◆ ASSIGNED TASK
Using the listing below, retype exactly the lines starting at the one with "Problem. How do" and ending at the one with "18.36 | 105.46 |", and include both.

□ □ □ □ □
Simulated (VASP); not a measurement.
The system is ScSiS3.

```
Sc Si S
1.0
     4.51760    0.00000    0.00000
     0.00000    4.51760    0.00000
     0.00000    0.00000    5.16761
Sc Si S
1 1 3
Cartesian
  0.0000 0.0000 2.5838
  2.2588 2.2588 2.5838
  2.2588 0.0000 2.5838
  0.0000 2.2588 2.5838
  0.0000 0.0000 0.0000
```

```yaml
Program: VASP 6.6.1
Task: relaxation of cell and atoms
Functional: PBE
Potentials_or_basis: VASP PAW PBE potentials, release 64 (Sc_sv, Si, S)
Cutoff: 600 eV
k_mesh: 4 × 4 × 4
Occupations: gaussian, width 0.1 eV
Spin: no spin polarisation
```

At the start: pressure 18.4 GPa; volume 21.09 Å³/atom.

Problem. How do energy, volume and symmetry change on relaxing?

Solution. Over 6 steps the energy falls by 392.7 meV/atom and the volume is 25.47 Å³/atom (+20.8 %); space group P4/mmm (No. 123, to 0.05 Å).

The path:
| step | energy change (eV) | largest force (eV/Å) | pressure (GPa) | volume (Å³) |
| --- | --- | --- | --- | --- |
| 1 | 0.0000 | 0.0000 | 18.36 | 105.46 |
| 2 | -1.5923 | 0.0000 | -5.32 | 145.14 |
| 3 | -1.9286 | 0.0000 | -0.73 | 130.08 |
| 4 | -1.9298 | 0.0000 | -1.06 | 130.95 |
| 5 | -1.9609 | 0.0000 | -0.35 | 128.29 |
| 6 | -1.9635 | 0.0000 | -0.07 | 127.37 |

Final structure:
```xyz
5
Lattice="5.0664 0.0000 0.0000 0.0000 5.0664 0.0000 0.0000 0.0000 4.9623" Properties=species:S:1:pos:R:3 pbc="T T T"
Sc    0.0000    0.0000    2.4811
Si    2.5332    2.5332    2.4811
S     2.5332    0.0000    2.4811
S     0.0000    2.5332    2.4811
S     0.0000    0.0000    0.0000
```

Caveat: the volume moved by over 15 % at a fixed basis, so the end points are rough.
□ □ □ □ □

◆ EXERCISE ANSWER
Problem. How do energy, volume and symmetry change on relaxing?

Solution. Over 6 steps the energy falls by 392.7 meV/atom and the volume is 25.47 Å³/atom (+20.8 %); space group P4/mmm (No. 123, to 0.05 Å).

The path:
| step | energy change (eV) | largest force (eV/Å) | pressure (GPa) | volume (Å³) |
| --- | --- | --- | --- | --- |
| 1 | 0.0000 | 0.0000 | 18.36 | 105.46 |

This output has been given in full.